Work task. Where the line containing "Computed with a" appears, end your copy; everything from the first line of the records below up to and including it must be reproduced exactly.

⟨

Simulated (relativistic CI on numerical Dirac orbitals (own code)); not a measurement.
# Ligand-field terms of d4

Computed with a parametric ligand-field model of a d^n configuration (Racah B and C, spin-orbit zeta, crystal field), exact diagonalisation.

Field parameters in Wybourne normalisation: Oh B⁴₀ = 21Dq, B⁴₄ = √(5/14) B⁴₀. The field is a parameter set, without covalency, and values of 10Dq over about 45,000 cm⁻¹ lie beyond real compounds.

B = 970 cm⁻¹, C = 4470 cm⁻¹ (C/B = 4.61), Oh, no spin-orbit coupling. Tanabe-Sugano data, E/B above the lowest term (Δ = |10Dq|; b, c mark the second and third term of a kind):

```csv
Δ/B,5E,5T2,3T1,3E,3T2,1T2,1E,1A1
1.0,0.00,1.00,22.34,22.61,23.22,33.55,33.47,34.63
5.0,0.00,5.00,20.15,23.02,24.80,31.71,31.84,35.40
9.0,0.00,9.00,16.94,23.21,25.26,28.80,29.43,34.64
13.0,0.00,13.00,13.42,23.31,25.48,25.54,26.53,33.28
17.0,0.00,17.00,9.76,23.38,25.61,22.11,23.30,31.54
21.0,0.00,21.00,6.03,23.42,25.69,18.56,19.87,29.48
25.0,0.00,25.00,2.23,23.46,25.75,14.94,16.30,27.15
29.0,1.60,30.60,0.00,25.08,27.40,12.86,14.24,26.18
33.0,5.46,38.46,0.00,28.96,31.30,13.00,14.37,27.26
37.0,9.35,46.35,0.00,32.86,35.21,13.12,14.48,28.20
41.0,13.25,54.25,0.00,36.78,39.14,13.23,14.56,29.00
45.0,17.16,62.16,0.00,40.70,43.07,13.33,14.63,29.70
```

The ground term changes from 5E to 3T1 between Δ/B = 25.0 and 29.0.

⟩

Response area.
Simulated (relativistic CI on numerical Dirac orbitals (own code)); not a measurement.
# Ligand-field terms of d4

Computed with a parametric ligand-field model of a d^n configuration (Racah B and C, spin-orbit zeta, crystal field), exact diagonalisation.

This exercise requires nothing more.